Print all the records exactly as they stand.

:: Record excerpts ::
══════

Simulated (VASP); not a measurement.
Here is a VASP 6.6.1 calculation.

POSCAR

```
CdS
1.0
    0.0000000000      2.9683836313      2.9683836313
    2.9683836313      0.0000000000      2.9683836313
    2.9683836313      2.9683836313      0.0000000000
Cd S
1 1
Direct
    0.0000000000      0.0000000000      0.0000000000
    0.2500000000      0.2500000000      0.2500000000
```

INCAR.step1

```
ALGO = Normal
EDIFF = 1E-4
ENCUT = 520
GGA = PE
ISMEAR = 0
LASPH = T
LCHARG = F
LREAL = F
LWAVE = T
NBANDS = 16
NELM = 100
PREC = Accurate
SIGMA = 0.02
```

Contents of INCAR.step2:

══════

:: Answer space ::
Simulated (VASP); not a measurement.
Here is a VASP 6.6.1 calculation.

POSCAR

```
CdS
1.0
    0.0000000000      2.9683836313      2.9683836313
    2.9683836313      0.0000000000      2.9683836313
    2.9683836313      2.9683836313      0.0000000000
Cd S
1 1
Direct
    0.0000000000      0.0000000000      0.0000000000
    0.2500000000      0.2500000000      0.2500000000
```

INCAR.step1

```
ALGO = Normal
EDIFF = 1E-4
ENCUT = 520
GGA = PE
ISMEAR = 0
LASPH = T
LCHARG = F
LREAL = F
LWAVE = T
NBANDS = 16
NELM = 100
PREC = Accurate
SIGMA = 0.02
```

Contents of INCAR.step2:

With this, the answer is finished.